> DATA UNDER STUDY:
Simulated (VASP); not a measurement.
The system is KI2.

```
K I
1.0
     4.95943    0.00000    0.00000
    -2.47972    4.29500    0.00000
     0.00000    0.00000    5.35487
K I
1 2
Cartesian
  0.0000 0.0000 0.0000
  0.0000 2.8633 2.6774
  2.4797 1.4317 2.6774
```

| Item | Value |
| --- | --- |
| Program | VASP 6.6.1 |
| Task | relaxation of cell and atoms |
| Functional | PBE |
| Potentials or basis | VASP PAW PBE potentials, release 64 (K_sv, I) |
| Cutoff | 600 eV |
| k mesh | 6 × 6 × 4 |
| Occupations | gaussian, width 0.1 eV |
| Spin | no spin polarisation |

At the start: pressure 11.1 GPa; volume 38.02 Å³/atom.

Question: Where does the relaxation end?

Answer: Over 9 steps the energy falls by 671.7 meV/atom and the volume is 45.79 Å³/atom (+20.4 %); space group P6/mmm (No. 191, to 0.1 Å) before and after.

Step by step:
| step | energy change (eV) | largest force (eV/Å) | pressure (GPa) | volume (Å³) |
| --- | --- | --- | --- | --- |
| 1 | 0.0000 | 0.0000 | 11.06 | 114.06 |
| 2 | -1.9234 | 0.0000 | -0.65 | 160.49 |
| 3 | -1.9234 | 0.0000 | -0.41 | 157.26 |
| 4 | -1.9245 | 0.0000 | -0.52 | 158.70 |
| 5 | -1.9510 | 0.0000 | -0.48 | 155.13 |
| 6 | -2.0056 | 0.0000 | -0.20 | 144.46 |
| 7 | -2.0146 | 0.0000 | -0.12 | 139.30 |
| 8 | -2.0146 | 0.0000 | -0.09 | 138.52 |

> WORK INSTRUCTION:
Return each line of the data exactly as it was given.

> WORKED SOLUTION:
Simulated (VASP); not a measurement.
The system is KI2.

```
K I
1.0
     4.95943    0.00000    0.00000
    -2.47972    4.29500    0.00000
     0.00000    0.00000    5.35487
K I
1 2
Cartesian
  0.0000 0.0000 0.0000
  0.0000 2.8633 2.6774
  2.4797 1.4317 2.6774
```

| Item | Value |
| --- | --- |
| Program | VASP 6.6.1 |
| Task | relaxation of cell and atoms |
| Functional | PBE |
| Potentials or basis | VASP PAW PBE potentials, release 64 (K_sv, I) |
| Cutoff | 600 eV |
| k mesh | 6 × 6 × 4 |
| Occupations | gaussian, width 0.1 eV |
| Spin | no spin polarisation |

At the start: pressure 11.1 GPa; volume 38.02 Å³/atom.

Question: Where does the relaxation end?

Answer: Over 9 steps the energy falls by 671.7 meV/atom and the volume is 45.79 Å³/atom (+20.4 %); space group P6/mmm (No. 191, to 0.1 Å) before and after.

Step by step:
| step | energy change (eV) | largest force (eV/Å) | pressure (GPa) | volume (Å³) |
| --- | --- | --- | --- | --- |
| 1 | 0.0000 | 0.0000 | 11.06 | 114.06 |
| 2 | -1.9234 | 0.0000 | -0.65 | 160.49 |
| 3 | -1.9234 | 0.0000 | -0.41 | 157.26 |
| 4 | -1.9245 | 0.0000 | -0.52 | 158.70 |
| 5 | -1.9510 | 0.0000 | -0.48 | 155.13 |
| 6 | -2.0056 | 0.0000 | -0.20 | 144.46 |
| 7 | -2.0146 | 0.0000 | -0.12 | 139.30 |
| 8 | -2.0146 | 0.0000 | -0.09 | 138.52 |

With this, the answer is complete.